☆ ☆ ☆ ☆ ☆ ☆ ☆

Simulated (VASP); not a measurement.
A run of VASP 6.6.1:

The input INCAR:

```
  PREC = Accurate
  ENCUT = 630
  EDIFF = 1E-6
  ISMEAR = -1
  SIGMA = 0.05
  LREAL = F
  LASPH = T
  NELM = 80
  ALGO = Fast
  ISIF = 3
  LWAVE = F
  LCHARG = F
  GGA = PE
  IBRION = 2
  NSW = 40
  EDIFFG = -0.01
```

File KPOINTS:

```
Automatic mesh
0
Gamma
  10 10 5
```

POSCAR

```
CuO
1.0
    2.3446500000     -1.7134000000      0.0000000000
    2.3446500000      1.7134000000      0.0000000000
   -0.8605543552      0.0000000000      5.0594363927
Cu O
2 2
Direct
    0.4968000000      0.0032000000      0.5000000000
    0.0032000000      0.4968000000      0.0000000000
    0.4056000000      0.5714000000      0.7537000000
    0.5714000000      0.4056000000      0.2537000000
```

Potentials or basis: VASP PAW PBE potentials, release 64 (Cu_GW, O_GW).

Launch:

☆ ☆ ☆ ☆ ☆ ☆ ☆

> WORK INSTRUCTION: Each line of the records, from the opening one through the line holding "Potentials or basis: VASP", should be restated word for word, with nothing else in the answer.

> RESULT:
Simulated (VASP); not a measurement.
A run of VASP 6.6.1:

The input INCAR:

```
  PREC = Accurate
  ENCUT = 630
  EDIFF = 1E-6
  ISMEAR = -1
  SIGMA = 0.05
  LREAL = F
  LASPH = T
  NELM = 80
  ALGO = Fast
  ISIF = 3
  LWAVE = F
  LCHARG = F
  GGA = PE
  IBRION = 2
  NSW = 40
  EDIFFG = -0.01
```

File KPOINTS:

```
Automatic mesh
0
Gamma
  10 10 5
```

POSCAR

```
CuO
1.0
    2.3446500000     -1.7134000000      0.0000000000
    2.3446500000      1.7134000000      0.0000000000
   -0.8605543552      0.0000000000      5.0594363927
Cu O
2 2
Direct
    0.4968000000      0.0032000000      0.5000000000
    0.0032000000      0.4968000000      0.0000000000
    0.4056000000      0.5714000000      0.7537000000
    0.5714000000      0.4056000000      0.2537000000
```

Potentials or basis: VASP PAW PBE potentials, release 64 (Cu_GW, O_GW).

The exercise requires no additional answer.